» Provided data:
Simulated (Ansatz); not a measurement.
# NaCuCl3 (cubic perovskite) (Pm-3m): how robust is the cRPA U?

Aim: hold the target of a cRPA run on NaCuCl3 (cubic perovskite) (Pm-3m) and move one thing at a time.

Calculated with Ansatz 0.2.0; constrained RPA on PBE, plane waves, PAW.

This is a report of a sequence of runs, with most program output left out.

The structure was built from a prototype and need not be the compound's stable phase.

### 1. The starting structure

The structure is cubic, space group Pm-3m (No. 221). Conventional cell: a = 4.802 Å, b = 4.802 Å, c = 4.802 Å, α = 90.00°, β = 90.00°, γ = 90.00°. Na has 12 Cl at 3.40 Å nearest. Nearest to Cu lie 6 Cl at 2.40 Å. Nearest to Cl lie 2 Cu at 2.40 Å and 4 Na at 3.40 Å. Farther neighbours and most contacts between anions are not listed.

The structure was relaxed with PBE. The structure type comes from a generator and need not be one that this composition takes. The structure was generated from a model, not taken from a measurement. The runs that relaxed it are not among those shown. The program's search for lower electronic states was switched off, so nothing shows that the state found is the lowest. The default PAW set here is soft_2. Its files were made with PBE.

» Requirement: The records above should be repeated exactly. Print them all.

» Task output:
Simulated (Ansatz); not a measurement.
# NaCuCl3 (cubic perovskite) (Pm-3m): how robust is the cRPA U?

Aim: hold the target of a cRPA run on NaCuCl3 (cubic perovskite) (Pm-3m) and move one thing at a time.

Calculated with Ansatz 0.2.0; constrained RPA on PBE, plane waves, PAW.

This is a report of a sequence of runs, with most program output left out.

The structure was built from a prototype and need not be the compound's stable phase.

### 1. The starting structure

The structure is cubic, space group Pm-3m (No. 221). Conventional cell: a = 4.802 Å, b = 4.802 Å, c = 4.802 Å, α = 90.00°, β = 90.00°, γ = 90.00°. Na has 12 Cl at 3.40 Å nearest. Nearest to Cu lie 6 Cl at 2.40 Å. Nearest to Cl lie 2 Cu at 2.40 Å and 4 Na at 3.40 Å. Farther neighbours and most contacts between anions are not listed.

The structure was relaxed with PBE. The structure type comes from a generator and need not be one that this composition takes. The structure was generated from a model, not taken from a measurement. The runs that relaxed it are not among those shown. The program's search for lower electronic states was switched off, so nothing shows that the state found is the lowest. The default PAW set here is soft_2. Its files were made with PBE.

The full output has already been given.